● **RECORDS PROVIDED**
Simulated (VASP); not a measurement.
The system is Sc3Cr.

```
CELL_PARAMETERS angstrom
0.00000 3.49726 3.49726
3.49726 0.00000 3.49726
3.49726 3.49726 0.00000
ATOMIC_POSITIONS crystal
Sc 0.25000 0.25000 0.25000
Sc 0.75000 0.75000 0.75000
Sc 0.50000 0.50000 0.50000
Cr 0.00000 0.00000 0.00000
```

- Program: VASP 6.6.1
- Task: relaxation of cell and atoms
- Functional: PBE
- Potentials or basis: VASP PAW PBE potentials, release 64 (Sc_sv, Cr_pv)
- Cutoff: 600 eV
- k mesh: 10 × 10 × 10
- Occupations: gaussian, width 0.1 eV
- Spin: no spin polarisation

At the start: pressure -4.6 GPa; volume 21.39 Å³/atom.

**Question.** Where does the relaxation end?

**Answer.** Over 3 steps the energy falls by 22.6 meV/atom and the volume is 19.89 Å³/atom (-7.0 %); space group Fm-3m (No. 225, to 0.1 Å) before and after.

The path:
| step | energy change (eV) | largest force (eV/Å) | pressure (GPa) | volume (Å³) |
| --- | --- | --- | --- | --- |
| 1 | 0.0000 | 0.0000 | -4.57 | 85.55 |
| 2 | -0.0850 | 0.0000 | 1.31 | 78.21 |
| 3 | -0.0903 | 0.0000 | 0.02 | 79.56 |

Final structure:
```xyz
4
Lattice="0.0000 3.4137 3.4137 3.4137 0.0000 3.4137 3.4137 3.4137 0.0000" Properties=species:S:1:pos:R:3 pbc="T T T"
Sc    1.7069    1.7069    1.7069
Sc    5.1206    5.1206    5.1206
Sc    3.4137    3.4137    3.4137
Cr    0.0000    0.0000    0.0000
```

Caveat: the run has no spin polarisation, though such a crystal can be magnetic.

● **REQUIREMENT**
The lines to retype, exactly and only, run from the first line of the material through the line with "- Occupations: gaussian, width 0.1 eV".

● **TASK ANSWER**
Simulated (VASP); not a measurement.
The system is Sc3Cr.

```
CELL_PARAMETERS angstrom
0.00000 3.49726 3.49726
3.49726 0.00000 3.49726
3.49726 3.49726 0.00000
ATOMIC_POSITIONS crystal
Sc 0.25000 0.25000 0.25000
Sc 0.75000 0.75000 0.75000
Sc 0.50000 0.50000 0.50000
Cr 0.00000 0.00000 0.00000
```

- Program: VASP 6.6.1
- Task: relaxation of cell and atoms
- Functional: PBE
- Potentials or basis: VASP PAW PBE potentials, release 64 (Sc_sv, Cr_pv)
- Cutoff: 600 eV
- k mesh: 10 × 10 × 10
- Occupations: gaussian, width 0.1 eV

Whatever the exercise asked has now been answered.